- **DATA SECTION**:
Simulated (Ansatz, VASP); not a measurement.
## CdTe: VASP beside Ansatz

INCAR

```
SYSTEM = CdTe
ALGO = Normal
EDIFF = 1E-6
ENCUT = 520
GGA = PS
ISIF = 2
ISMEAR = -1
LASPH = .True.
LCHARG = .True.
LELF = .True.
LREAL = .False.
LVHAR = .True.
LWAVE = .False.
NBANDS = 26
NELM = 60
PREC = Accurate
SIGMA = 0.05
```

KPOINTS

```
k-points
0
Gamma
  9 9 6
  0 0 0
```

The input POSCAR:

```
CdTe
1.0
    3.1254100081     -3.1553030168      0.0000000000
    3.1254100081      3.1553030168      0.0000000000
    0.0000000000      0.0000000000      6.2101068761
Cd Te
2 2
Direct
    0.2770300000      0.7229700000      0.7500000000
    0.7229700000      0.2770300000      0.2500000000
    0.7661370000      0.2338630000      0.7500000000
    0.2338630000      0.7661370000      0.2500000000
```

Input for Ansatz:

- **ACTION ITEM**: Recite the full listing above exactly.

- **YOUR RESPONSE**:
Simulated (Ansatz, VASP); not a measurement.
## CdTe: VASP beside Ansatz

INCAR

```
SYSTEM = CdTe
ALGO = Normal
EDIFF = 1E-6
ENCUT = 520
GGA = PS
ISIF = 2
ISMEAR = -1
LASPH = .True.
LCHARG = .True.
LELF = .True.
LREAL = .False.
LVHAR = .True.
LWAVE = .False.
NBANDS = 26
NELM = 60
PREC = Accurate
SIGMA = 0.05
```

KPOINTS

```
k-points
0
Gamma
  9 9 6
  0 0 0
```

The input POSCAR:

```
CdTe
1.0
    3.1254100081     -3.1553030168      0.0000000000
    3.1254100081      3.1553030168      0.0000000000
    0.0000000000      0.0000000000      6.2101068761
Cd Te
2 2
Direct
    0.2770300000      0.7229700000      0.7500000000
    0.7229700000      0.2770300000      0.2500000000
    0.7661370000      0.2338630000      0.7500000000
    0.2338630000      0.7661370000      0.2500000000
```

Input for Ansatz:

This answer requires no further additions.